**Source material**:
= = = =
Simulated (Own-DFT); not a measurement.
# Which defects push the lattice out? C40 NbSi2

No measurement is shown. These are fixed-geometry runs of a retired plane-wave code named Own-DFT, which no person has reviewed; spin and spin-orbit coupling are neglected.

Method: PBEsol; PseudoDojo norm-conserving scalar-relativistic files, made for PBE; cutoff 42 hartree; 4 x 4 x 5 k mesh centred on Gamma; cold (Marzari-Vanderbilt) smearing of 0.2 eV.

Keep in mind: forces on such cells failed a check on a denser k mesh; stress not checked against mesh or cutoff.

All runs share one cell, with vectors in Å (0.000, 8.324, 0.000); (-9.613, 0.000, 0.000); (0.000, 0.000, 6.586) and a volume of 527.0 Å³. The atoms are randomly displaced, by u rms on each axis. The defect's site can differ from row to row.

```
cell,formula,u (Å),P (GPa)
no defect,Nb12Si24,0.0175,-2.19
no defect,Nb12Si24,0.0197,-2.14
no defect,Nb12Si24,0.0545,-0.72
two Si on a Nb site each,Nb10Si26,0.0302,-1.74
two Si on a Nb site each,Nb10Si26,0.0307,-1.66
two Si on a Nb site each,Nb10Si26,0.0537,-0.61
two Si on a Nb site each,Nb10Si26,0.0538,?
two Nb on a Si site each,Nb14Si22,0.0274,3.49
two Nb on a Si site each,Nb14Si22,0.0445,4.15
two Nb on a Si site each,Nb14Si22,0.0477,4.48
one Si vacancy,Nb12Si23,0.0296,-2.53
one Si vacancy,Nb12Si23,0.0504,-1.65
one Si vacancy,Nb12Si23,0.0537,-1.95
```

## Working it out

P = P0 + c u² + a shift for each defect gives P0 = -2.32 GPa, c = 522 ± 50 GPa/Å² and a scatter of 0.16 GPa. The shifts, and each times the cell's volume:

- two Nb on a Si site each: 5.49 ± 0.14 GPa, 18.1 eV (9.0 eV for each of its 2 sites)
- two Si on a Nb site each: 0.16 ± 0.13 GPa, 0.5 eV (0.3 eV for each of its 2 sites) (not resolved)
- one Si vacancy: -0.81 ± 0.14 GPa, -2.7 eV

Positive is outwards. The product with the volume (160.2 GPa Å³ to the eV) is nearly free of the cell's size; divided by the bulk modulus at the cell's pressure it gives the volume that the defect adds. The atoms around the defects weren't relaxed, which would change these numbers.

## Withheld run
= = = =

**Task item**: Copy the entries above exactly, but only from the line holding "P = P0 + c u²" through the line holding "- two Si on", both included.

**Task solution**:
P = P0 + c u² + a shift for each defect gives P0 = -2.32 GPa, c = 522 ± 50 GPa/Å² and a scatter of 0.16 GPa. The shifts, and each times the cell's volume:

- two Nb on a Si site each: 5.49 ± 0.14 GPa, 18.1 eV (9.0 eV for each of its 2 sites)
- two Si on a Nb site each: 0.16 ± 0.13 GPa, 0.5 eV (0.3 eV for each of its 2 sites) (not resolved)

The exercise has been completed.